**Study material**
-- Opening Marker --

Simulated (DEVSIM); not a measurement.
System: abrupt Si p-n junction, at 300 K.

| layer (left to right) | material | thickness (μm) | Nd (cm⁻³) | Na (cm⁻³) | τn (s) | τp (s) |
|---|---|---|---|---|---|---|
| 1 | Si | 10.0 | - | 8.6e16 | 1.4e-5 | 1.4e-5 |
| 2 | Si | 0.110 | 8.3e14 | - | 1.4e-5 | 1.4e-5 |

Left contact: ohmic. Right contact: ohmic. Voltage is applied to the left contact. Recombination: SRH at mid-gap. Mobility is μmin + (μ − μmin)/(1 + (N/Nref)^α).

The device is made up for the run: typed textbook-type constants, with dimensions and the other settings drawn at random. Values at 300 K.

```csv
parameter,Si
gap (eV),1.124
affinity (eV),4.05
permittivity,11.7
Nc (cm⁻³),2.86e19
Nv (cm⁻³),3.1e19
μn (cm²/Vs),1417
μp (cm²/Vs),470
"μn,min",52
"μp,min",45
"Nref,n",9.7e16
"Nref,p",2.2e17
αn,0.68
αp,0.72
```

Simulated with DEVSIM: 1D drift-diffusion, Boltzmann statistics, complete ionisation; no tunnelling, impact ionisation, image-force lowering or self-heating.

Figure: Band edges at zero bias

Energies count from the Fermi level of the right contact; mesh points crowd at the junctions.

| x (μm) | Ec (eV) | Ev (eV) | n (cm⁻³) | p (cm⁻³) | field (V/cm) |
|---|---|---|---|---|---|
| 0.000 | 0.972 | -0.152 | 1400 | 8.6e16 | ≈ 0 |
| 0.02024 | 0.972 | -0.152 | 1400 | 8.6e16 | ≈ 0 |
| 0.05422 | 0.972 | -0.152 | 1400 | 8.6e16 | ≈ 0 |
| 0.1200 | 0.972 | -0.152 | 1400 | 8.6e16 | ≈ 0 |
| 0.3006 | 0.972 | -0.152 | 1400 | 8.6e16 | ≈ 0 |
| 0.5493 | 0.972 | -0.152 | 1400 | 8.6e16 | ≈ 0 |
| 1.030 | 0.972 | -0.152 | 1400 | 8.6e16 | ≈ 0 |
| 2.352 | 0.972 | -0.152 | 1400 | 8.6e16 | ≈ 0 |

-- Closing Marker --

**Work task**
Exactly as they appear, retype the lines from the start of the records through the line containing "8.6e16 | 1.4e-5 | 1.4e-5 |".

**Expected answer**
Simulated (DEVSIM); not a measurement.
System: abrupt Si p-n junction, at 300 K.

| layer (left to right) | material | thickness (μm) | Nd (cm⁻³) | Na (cm⁻³) | τn (s) | τp (s) |
|---|---|---|---|---|---|---|
| 1 | Si | 10.0 | - | 8.6e16 | 1.4e-5 | 1.4e-5 |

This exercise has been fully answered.